DATASET EXCERPTS:
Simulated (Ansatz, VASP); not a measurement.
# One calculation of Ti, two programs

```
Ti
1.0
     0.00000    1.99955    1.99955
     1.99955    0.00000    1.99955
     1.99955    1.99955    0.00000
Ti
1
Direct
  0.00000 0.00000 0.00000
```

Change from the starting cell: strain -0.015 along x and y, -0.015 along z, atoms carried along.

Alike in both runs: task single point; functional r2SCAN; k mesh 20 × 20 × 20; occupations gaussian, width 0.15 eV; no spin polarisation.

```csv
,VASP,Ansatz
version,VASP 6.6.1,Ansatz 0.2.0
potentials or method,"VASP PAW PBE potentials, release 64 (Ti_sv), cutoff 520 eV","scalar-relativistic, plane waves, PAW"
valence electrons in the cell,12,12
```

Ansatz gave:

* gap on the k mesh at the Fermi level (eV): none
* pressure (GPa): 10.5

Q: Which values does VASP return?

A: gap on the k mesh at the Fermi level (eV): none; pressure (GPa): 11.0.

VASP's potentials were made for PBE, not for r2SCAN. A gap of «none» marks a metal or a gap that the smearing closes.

ACTIVITY:
Everything above from the line containing "pressure (GPa): 10.5" down to the line containing "A: gap on the" is to be transcribed exactly, with both of those lines included and nothing else added.

EXERCISE SOLUTION:
* pressure (GPa): 10.5

Q: Which values does VASP return?

A: gap on the k mesh at the Fermi level (eV): none; pressure (GPa): 11.0.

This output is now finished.